_STORED DATA_.
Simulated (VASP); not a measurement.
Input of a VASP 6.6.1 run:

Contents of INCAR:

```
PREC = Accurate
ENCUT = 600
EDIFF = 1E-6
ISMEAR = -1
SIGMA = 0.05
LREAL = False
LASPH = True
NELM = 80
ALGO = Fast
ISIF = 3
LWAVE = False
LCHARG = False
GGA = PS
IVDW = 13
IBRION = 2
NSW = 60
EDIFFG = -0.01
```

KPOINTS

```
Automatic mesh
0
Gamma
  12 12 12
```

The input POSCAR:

_ACTIVITY_.
Return all of the data precisely as it appears.

_REPLY_.
Simulated (VASP); not a measurement.
Input of a VASP 6.6.1 run:

Contents of INCAR:

```
PREC = Accurate
ENCUT = 600
EDIFF = 1E-6
ISMEAR = -1
SIGMA = 0.05
LREAL = False
LASPH = True
NELM = 80
ALGO = Fast
ISIF = 3
LWAVE = False
LCHARG = False
GGA = PS
IVDW = 13
IBRION = 2
NSW = 60
EDIFFG = -0.01
```

KPOINTS

```
Automatic mesh
0
Gamma
  12 12 12
```

The input POSCAR:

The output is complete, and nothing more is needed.